═══ Available data ═══

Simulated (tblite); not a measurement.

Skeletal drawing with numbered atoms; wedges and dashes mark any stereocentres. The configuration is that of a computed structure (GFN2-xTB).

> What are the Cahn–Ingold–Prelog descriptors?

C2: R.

═══

Activity – Quote exactly the lines running from the start of the listing above through the line where "the Cahn–Ingold–Prelog descriptors?" is found, and output no other lines.

Task output –
Simulated (tblite); not a measurement.

Skeletal drawing with numbered atoms; wedges and dashes mark any stereocentres. The configuration is that of a computed structure (GFN2-xTB).

> What are the Cahn–Ingold–Prelog descriptors?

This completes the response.